━━━ DATA LISTING
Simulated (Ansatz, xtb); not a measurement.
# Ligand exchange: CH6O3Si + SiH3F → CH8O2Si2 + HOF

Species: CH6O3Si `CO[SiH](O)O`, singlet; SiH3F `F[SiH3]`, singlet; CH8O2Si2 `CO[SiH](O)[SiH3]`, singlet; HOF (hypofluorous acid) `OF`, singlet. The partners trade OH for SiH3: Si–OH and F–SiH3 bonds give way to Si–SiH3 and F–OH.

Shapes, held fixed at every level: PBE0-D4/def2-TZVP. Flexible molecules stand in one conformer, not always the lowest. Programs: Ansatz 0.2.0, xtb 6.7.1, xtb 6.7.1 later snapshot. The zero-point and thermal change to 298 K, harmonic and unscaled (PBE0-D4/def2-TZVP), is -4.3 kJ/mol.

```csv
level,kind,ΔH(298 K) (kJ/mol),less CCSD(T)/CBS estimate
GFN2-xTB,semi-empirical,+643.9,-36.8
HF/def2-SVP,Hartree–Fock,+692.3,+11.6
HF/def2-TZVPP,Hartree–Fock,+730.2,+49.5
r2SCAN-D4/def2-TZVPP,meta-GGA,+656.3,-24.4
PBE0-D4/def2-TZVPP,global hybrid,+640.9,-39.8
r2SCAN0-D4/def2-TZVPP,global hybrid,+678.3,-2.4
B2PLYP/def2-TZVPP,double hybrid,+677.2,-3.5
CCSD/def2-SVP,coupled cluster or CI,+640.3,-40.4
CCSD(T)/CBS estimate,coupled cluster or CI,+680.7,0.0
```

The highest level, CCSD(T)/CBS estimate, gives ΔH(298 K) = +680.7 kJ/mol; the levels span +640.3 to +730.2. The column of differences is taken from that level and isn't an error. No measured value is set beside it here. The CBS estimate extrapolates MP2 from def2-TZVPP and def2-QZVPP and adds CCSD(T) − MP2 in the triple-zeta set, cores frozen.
━━━━━━

# ASSIGNMENT:
Verbatim output is expected for the lines from the start of the data to the line in which "Si–SiH3 and F–OH." appears, both included.

# YOUR RESPONSE:
Simulated (Ansatz, xtb); not a measurement.
# Ligand exchange: CH6O3Si + SiH3F → CH8O2Si2 + HOF

Species: CH6O3Si `CO[SiH](O)O`, singlet; SiH3F `F[SiH3]`, singlet; CH8O2Si2 `CO[SiH](O)[SiH3]`, singlet; HOF (hypofluorous acid) `OF`, singlet. The partners trade OH for SiH3: Si–OH and F–SiH3 bonds give way to Si–SiH3 and F–OH.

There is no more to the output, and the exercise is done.